▸ **Record extracts**:
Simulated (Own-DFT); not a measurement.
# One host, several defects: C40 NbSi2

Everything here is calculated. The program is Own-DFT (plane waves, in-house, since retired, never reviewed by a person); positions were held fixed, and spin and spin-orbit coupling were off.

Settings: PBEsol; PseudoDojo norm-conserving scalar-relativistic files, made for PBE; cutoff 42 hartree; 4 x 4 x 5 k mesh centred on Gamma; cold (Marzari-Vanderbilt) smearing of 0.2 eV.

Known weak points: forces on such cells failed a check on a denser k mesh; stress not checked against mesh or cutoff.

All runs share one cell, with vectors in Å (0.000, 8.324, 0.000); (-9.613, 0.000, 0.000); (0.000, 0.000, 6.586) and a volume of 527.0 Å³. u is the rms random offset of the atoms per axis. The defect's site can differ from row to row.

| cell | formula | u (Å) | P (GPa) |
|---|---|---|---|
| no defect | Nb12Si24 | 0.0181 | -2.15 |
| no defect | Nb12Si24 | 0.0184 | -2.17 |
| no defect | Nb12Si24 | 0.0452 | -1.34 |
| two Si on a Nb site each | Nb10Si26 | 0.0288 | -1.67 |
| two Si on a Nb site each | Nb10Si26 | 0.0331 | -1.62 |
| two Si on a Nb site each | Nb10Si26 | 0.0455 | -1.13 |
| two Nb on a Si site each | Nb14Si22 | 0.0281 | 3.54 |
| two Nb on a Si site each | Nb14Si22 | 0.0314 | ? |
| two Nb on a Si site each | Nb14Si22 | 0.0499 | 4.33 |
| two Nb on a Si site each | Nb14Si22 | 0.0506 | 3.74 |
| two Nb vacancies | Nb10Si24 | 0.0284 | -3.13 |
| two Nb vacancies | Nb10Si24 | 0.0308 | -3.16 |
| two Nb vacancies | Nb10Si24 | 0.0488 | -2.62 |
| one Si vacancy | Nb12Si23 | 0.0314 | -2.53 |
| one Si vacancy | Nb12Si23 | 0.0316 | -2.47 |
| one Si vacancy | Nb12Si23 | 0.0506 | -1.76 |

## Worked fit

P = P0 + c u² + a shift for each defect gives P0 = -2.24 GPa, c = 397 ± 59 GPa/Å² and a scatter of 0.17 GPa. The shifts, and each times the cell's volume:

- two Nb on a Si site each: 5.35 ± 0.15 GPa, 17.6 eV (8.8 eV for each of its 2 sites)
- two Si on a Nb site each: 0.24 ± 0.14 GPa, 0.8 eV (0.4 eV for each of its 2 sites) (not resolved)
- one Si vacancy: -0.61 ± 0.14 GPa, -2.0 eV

▸ **Assignment**:
The reply should hold only the lines from the top of the records through the line that has "Known weak points: forces", each one exact.

▸ **Exercise response**:
Simulated (Own-DFT); not a measurement.
# One host, several defects: C40 NbSi2

Everything here is calculated. The program is Own-DFT (plane waves, in-house, since retired, never reviewed by a person); positions were held fixed, and spin and spin-orbit coupling were off.

Settings: PBEsol; PseudoDojo norm-conserving scalar-relativistic files, made for PBE; cutoff 42 hartree; 4 x 4 x 5 k mesh centred on Gamma; cold (Marzari-Vanderbilt) smearing of 0.2 eV.

Known weak points: forces on such cells failed a check on a denser k mesh; stress not checked against mesh or cutoff.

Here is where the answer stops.